WORK ITEM >>
Give back exactly the first lines of the entries below, through the line with "The run: geometry".

GIVEN DATA >>
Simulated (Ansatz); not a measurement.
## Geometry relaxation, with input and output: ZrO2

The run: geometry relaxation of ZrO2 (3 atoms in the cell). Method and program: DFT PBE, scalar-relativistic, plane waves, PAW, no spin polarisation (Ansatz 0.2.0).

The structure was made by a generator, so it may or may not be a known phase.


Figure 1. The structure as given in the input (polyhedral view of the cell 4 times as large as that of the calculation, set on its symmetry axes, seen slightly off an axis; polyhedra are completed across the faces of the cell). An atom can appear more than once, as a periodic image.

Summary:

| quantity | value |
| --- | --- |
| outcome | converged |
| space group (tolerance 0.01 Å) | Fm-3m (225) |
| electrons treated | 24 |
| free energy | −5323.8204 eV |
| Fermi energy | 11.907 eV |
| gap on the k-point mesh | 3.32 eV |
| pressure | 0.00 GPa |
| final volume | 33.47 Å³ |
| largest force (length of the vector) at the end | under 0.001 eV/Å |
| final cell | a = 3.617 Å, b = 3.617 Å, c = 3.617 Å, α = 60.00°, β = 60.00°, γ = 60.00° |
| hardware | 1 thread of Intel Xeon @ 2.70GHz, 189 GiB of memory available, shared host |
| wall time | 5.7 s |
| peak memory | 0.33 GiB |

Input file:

TASK RESPONSE >>
Simulated (Ansatz); not a measurement.
## Geometry relaxation, with input and output: ZrO2

The run: geometry relaxation of ZrO2 (3 atoms in the cell). Method and program: DFT PBE, scalar-relativistic, plane waves, PAW, no spin polarisation (Ansatz 0.2.0).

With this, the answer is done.